■ **Data extracts**
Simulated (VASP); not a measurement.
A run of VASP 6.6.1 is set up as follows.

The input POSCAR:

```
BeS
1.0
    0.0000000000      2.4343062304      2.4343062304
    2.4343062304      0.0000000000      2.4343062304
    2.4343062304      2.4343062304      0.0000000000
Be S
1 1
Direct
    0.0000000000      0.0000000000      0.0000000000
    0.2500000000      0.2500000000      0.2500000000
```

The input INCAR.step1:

■ **Work task**
Every entry in the listing must be retyped exactly.

■ **Written reply**
Simulated (VASP); not a measurement.
A run of VASP 6.6.1 is set up as follows.

The input POSCAR:

```
BeS
1.0
    0.0000000000      2.4343062304      2.4343062304
    2.4343062304      0.0000000000      2.4343062304
    2.4343062304      2.4343062304      0.0000000000
Be S
1 1
Direct
    0.0000000000      0.0000000000      0.0000000000
    0.2500000000      0.2500000000      0.2500000000
```

The input INCAR.step1:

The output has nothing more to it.